:: Source data ::

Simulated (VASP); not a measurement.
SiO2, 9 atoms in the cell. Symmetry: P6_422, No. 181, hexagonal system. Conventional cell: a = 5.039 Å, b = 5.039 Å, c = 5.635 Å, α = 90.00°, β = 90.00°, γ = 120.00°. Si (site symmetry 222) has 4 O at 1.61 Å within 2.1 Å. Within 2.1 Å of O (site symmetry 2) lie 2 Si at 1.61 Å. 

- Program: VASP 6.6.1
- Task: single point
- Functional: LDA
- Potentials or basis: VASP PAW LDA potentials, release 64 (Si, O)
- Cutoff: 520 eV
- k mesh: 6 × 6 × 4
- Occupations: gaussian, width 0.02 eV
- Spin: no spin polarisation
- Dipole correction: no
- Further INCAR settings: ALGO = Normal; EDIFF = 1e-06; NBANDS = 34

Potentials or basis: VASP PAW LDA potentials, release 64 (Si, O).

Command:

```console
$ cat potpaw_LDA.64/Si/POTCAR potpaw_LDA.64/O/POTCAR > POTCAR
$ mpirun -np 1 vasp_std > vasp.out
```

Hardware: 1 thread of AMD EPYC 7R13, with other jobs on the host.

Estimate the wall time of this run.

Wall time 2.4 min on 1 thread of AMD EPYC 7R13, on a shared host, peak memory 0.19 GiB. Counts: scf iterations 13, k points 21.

:::

Transcribe the records in full, keeping every character as it is.

*Reply*.
Simulated (VASP); not a measurement.
SiO2, 9 atoms in the cell. Symmetry: P6_422, No. 181, hexagonal system. Conventional cell: a = 5.039 Å, b = 5.039 Å, c = 5.635 Å, α = 90.00°, β = 90.00°, γ = 120.00°. Si (site symmetry 222) has 4 O at 1.61 Å within 2.1 Å. Within 2.1 Å of O (site symmetry 2) lie 2 Si at 1.61 Å. 

- Program: VASP 6.6.1
- Task: single point
- Functional: LDA
- Potentials or basis: VASP PAW LDA potentials, release 64 (Si, O)
- Cutoff: 520 eV
- k mesh: 6 × 6 × 4
- Occupations: gaussian, width 0.02 eV
- Spin: no spin polarisation
- Dipole correction: no
- Further INCAR settings: ALGO = Normal; EDIFF = 1e-06; NBANDS = 34

Potentials or basis: VASP PAW LDA potentials, release 64 (Si, O).

Command:

```console
$ cat potpaw_LDA.64/Si/POTCAR potpaw_LDA.64/O/POTCAR > POTCAR
$ mpirun -np 1 vasp_std > vasp.out
```

Hardware: 1 thread of AMD EPYC 7R13, with other jobs on the host.

Estimate the wall time of this run.

Wall time 2.4 min on 1 thread of AMD EPYC 7R13, on a shared host, peak memory 0.19 GiB. Counts: scf iterations 13, k points 21.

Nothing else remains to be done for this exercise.